------------------------------------------------------------------------
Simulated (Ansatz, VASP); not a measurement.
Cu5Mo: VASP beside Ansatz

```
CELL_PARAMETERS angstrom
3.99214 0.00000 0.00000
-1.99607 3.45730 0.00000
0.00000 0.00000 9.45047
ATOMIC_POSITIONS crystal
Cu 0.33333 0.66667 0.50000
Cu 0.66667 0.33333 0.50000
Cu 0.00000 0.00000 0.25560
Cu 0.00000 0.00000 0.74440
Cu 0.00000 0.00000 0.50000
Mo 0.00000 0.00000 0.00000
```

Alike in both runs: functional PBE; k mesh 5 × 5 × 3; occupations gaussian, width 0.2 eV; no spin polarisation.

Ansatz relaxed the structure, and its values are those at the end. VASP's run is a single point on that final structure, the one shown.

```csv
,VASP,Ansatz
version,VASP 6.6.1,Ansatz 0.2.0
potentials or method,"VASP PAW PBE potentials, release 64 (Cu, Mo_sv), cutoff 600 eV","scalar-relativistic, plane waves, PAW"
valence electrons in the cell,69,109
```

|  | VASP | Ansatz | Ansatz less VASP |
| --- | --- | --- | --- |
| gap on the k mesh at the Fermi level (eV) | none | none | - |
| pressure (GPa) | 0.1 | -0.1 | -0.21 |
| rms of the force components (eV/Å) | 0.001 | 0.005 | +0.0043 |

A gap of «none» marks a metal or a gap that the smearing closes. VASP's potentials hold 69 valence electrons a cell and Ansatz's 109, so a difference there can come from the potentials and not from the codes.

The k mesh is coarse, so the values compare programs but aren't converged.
------------------------------------------------------------------------

- **Brief**: Beginning with the line above that contains "Ansatz relaxed the", copy each line exactly up to and including the line that contains "from the codes.", and go no further.

- **Answer section**:
Ansatz relaxed the structure, and its values are those at the end. VASP's run is a single point on that final structure, the one shown.

```csv
,VASP,Ansatz
version,VASP 6.6.1,Ansatz 0.2.0
potentials or method,"VASP PAW PBE potentials, release 64 (Cu, Mo_sv), cutoff 600 eV","scalar-relativistic, plane waves, PAW"
valence electrons in the cell,69,109
```

|  | VASP | Ansatz | Ansatz less VASP |
| --- | --- | --- | --- |
| gap on the k mesh at the Fermi level (eV) | none | none | - |
| pressure (GPa) | 0.1 | -0.1 | -0.21 |
| rms of the force components (eV/Å) | 0.001 | 0.005 | +0.0043 |

A gap of «none» marks a metal or a gap that the smearing closes. VASP's potentials hold 69 valence electrons a cell and Ansatz's 109, so a difference there can come from the potentials and not from the codes.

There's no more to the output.